BRIEF:
Please copy the leading lines of the entries below exactly, concluding with the line in which "Answer: 9.77 eV." occurs.

Top of DATASET ENTRIES
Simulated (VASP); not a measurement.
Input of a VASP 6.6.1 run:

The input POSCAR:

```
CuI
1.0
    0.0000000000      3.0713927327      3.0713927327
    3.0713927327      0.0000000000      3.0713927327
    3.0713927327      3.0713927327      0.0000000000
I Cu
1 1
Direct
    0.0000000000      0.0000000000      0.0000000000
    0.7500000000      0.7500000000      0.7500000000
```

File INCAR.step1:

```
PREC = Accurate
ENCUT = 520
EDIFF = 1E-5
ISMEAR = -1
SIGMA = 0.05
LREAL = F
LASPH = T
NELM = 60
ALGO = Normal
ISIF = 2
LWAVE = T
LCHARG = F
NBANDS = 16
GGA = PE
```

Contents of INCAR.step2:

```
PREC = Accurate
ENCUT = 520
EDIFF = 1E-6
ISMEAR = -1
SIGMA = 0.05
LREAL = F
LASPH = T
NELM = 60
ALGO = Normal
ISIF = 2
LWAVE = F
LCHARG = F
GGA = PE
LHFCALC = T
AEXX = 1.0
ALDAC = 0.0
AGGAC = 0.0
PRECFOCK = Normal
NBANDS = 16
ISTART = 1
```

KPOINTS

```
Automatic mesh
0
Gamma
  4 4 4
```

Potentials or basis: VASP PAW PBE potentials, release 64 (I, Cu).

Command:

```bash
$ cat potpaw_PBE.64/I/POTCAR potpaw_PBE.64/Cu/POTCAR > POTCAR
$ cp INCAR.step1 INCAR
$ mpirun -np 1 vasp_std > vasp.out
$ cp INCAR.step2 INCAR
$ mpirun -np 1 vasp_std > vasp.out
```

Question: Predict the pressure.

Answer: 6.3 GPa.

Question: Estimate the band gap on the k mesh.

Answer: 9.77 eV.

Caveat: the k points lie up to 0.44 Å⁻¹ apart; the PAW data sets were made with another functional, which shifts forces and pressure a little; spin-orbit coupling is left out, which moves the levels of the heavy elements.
Bottom of DATASET ENTRIES

RESPONSE BOX:
Simulated (VASP); not a measurement.
Input of a VASP 6.6.1 run:

The input POSCAR:

```
CuI
1.0
    0.0000000000      3.0713927327      3.0713927327
    3.0713927327      0.0000000000      3.0713927327
    3.0713927327      3.0713927327      0.0000000000
I Cu
1 1
Direct
    0.0000000000      0.0000000000      0.0000000000
    0.7500000000      0.7500000000      0.7500000000
```

File INCAR.step1:

```
PREC = Accurate
ENCUT = 520
EDIFF = 1E-5
ISMEAR = -1
SIGMA = 0.05
LREAL = F
LASPH = T
NELM = 60
ALGO = Normal
ISIF = 2
LWAVE = T
LCHARG = F
NBANDS = 16
GGA = PE
```

Contents of INCAR.step2:

```
PREC = Accurate
ENCUT = 520
EDIFF = 1E-6
ISMEAR = -1
SIGMA = 0.05
LREAL = F
LASPH = T
NELM = 60
ALGO = Normal
ISIF = 2
LWAVE = F
LCHARG = F
GGA = PE
LHFCALC = T
AEXX = 1.0
ALDAC = 0.0
AGGAC = 0.0
PRECFOCK = Normal
NBANDS = 16
ISTART = 1
```

KPOINTS

```
Automatic mesh
0
Gamma
  4 4 4
```

Potentials or basis: VASP PAW PBE potentials, release 64 (I, Cu).

Command:

```bash
$ cat potpaw_PBE.64/I/POTCAR potpaw_PBE.64/Cu/POTCAR > POTCAR
$ cp INCAR.step1 INCAR
$ mpirun -np 1 vasp_std > vasp.out
$ cp INCAR.step2 INCAR
$ mpirun -np 1 vasp_std > vasp.out
```

Question: Predict the pressure.

Answer: 6.3 GPa.

Question: Estimate the band gap on the k mesh.

Answer: 9.77 eV.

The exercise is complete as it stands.